-- Listed entries --
:::::

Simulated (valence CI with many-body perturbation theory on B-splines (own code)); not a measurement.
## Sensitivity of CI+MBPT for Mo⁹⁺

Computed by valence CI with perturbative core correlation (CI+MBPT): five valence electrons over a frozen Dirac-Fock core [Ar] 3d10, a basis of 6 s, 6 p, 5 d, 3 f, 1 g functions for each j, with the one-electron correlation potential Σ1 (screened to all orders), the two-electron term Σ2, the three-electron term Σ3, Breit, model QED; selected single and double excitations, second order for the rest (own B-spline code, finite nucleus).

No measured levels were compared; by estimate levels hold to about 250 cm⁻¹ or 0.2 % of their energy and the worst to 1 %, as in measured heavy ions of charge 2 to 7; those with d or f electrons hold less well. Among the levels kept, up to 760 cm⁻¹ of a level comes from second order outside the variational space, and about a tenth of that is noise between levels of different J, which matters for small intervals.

:::::

-- Exercise --
Quote every record above exactly.

-- Your solution --
Simulated (valence CI with many-body perturbation theory on B-splines (own code)); not a measurement.
## Sensitivity of CI+MBPT for Mo⁹⁺

Computed by valence CI with perturbative core correlation (CI+MBPT): five valence electrons over a frozen Dirac-Fock core [Ar] 3d10, a basis of 6 s, 6 p, 5 d, 3 f, 1 g functions for each j, with the one-electron correlation potential Σ1 (screened to all orders), the two-electron term Σ2, the three-electron term Σ3, Breit, model QED; selected single and double excitations, second order for the rest (own B-spline code, finite nucleus).

No measured levels were compared; by estimate levels hold to about 250 cm⁻¹ or 0.2 % of their energy and the worst to 1 %, as in measured heavy ions of charge 2 to 7; those with d or f electrons hold less well. Among the levels kept, up to 760 cm⁻¹ of a level comes from second order outside the variational space, and about a tenth of that is noise between levels of different J, which matters for small intervals.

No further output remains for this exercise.